**** GIVEN RECORDS
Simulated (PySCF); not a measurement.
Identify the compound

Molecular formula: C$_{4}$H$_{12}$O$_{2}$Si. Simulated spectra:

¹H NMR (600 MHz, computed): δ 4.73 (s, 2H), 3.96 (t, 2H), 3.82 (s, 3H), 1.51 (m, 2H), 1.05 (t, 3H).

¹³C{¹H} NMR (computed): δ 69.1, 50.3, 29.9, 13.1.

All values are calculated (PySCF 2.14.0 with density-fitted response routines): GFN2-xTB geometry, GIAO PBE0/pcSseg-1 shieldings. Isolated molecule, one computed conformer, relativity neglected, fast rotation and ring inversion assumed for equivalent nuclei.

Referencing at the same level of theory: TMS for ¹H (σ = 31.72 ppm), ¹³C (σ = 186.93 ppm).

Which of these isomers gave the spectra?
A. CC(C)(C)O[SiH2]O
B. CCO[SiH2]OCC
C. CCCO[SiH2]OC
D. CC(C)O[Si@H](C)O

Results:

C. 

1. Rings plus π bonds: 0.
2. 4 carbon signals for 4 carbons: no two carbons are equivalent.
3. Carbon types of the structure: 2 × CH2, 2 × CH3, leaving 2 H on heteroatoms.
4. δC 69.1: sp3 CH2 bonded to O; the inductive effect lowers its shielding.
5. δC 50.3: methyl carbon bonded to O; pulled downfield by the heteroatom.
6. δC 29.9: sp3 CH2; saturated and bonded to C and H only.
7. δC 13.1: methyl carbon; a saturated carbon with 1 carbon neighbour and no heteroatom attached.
********

What you return must match the data above character for character.

Simulated (PySCF); not a measurement.
Identify the compound

Molecular formula: C$_{4}$H$_{12}$O$_{2}$Si. Simulated spectra:

¹H NMR (600 MHz, computed): δ 4.73 (s, 2H), 3.96 (t, 2H), 3.82 (s, 3H), 1.51 (m, 2H), 1.05 (t, 3H).

¹³C{¹H} NMR (computed): δ 69.1, 50.3, 29.9, 13.1.

All values are calculated (PySCF 2.14.0 with density-fitted response routines): GFN2-xTB geometry, GIAO PBE0/pcSseg-1 shieldings. Isolated molecule, one computed conformer, relativity neglected, fast rotation and ring inversion assumed for equivalent nuclei.

Referencing at the same level of theory: TMS for ¹H (σ = 31.72 ppm), ¹³C (σ = 186.93 ppm).

Which of these isomers gave the spectra?
A. CC(C)(C)O[SiH2]O
B. CCO[SiH2]OCC
C. CCCO[SiH2]OC
D. CC(C)O[Si@H](C)O

Results:

C. 

1. Rings plus π bonds: 0.
2. 4 carbon signals for 4 carbons: no two carbons are equivalent.
3. Carbon types of the structure: 2 × CH2, 2 × CH3, leaving 2 H on heteroatoms.
4. δC 69.1: sp3 CH2 bonded to O; the inductive effect lowers its shielding.
5. δC 50.3: methyl carbon bonded to O; pulled downfield by the heteroatom.
6. δC 29.9: sp3 CH2; saturated and bonded to C and H only.
7. δC 13.1: methyl carbon; a saturated carbon with 1 carbon neighbour and no heteroatom attached.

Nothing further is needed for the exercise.